* BRIEF:
An exact reprint of the whole listing is what the answer must contain.

RECORDED INFORMATION START

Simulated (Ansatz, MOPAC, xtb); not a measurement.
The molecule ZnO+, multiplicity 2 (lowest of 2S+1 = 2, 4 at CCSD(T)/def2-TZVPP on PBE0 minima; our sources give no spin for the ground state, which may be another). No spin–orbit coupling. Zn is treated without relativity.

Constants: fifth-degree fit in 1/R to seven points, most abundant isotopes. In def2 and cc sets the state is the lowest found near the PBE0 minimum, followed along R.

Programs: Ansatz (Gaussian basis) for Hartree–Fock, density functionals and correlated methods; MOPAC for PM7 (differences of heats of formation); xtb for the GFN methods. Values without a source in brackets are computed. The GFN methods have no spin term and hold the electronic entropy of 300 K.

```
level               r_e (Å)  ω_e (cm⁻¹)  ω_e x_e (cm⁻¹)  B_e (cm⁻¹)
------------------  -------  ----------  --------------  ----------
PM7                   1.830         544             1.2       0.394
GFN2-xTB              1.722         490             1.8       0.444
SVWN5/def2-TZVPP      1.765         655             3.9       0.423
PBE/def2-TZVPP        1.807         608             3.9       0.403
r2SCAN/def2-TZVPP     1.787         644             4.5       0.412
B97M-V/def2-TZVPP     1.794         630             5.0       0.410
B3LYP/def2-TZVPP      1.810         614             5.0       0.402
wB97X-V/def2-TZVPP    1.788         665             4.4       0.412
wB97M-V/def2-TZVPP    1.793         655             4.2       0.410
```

RECORDED INFORMATION END

* TASK RESPONSE:
Simulated (Ansatz, MOPAC, xtb); not a measurement.
The molecule ZnO+, multiplicity 2 (lowest of 2S+1 = 2, 4 at CCSD(T)/def2-TZVPP on PBE0 minima; our sources give no spin for the ground state, which may be another). No spin–orbit coupling. Zn is treated without relativity.

Constants: fifth-degree fit in 1/R to seven points, most abundant isotopes. In def2 and cc sets the state is the lowest found near the PBE0 minimum, followed along R.

Programs: Ansatz (Gaussian basis) for Hartree–Fock, density functionals and correlated methods; MOPAC for PM7 (differences of heats of formation); xtb for the GFN methods. Values without a source in brackets are computed. The GFN methods have no spin term and hold the electronic entropy of 300 K.

```
level               r_e (Å)  ω_e (cm⁻¹)  ω_e x_e (cm⁻¹)  B_e (cm⁻¹)
------------------  -------  ----------  --------------  ----------
PM7                   1.830         544             1.2       0.394
GFN2-xTB              1.722         490             1.8       0.444
SVWN5/def2-TZVPP      1.765         655             3.9       0.423
PBE/def2-TZVPP        1.807         608             3.9       0.403
r2SCAN/def2-TZVPP     1.787         644             4.5       0.412
B97M-V/def2-TZVPP     1.794         630             5.0       0.410
B3LYP/def2-TZVPP      1.810         614             5.0       0.402
wB97X-V/def2-TZVPP    1.788         665             4.4       0.412
wB97M-V/def2-TZVPP    1.793         655             4.2       0.410
```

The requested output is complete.